▽

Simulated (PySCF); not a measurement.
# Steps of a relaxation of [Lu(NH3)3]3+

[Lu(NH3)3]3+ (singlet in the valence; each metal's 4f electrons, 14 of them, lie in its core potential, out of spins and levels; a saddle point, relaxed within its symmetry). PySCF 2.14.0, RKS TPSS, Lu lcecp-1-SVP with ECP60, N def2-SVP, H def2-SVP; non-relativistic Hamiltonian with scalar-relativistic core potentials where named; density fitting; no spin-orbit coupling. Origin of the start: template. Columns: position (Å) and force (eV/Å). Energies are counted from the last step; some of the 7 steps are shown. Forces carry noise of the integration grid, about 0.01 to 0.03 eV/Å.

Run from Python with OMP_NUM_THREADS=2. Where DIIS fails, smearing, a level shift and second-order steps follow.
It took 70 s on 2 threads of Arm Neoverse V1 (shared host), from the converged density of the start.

△

■ Work instruction: Copy the entries above exactly, but only from the line holding "# Steps of a relaxation of [Lu(NH3)3]3+" through the line holding "Run from Python", both included.

■ Written solution:
# Steps of a relaxation of [Lu(NH3)3]3+

[Lu(NH3)3]3+ (singlet in the valence; each metal's 4f electrons, 14 of them, lie in its core potential, out of spins and levels; a saddle point, relaxed within its symmetry). PySCF 2.14.0, RKS TPSS, Lu lcecp-1-SVP with ECP60, N def2-SVP, H def2-SVP; non-relativistic Hamiltonian with scalar-relativistic core potentials where named; density fitting; no spin-orbit coupling. Origin of the start: template. Columns: position (Å) and force (eV/Å). Energies are counted from the last step; some of the 7 steps are shown. Forces carry noise of the integration grid, about 0.01 to 0.03 eV/Å.

Run from Python with OMP_NUM_THREADS=2. Where DIIS fails, smearing, a level shift and second-order steps follow.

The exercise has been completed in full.